DATASET EXCERPTS:
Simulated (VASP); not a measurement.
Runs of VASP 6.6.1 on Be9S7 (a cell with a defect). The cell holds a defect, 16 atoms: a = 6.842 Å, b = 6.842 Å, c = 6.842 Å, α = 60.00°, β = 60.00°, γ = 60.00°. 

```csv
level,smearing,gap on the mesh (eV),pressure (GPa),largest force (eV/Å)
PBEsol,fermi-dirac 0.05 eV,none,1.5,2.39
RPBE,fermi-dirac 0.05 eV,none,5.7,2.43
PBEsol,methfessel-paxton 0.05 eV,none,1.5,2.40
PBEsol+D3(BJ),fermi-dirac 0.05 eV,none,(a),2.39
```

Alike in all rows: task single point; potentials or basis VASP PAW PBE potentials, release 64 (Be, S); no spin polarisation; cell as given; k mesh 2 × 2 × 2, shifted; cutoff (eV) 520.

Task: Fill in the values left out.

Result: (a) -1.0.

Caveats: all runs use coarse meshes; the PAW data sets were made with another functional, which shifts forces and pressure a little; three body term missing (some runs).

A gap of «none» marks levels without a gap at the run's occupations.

EXERCISE: Only the lines from the beginning of the data above through the line containing "Caveats: all runs" should be repeated, exactly as they appear.

YOUR RESPONSE:
Simulated (VASP); not a measurement.
Runs of VASP 6.6.1 on Be9S7 (a cell with a defect). The cell holds a defect, 16 atoms: a = 6.842 Å, b = 6.842 Å, c = 6.842 Å, α = 60.00°, β = 60.00°, γ = 60.00°. 

```csv
level,smearing,gap on the mesh (eV),pressure (GPa),largest force (eV/Å)
PBEsol,fermi-dirac 0.05 eV,none,1.5,2.39
RPBE,fermi-dirac 0.05 eV,none,5.7,2.43
PBEsol,methfessel-paxton 0.05 eV,none,1.5,2.40
PBEsol+D3(BJ),fermi-dirac 0.05 eV,none,(a),2.39
```

Alike in all rows: task single point; potentials or basis VASP PAW PBE potentials, release 64 (Be, S); no spin polarisation; cell as given; k mesh 2 × 2 × 2, shifted; cutoff (eV) 520.

Task: Fill in the values left out.

Result: (a) -1.0.

Caveats: all runs use coarse meshes; the PAW data sets were made with another functional, which shifts forces and pressure a little; three body term missing (some runs).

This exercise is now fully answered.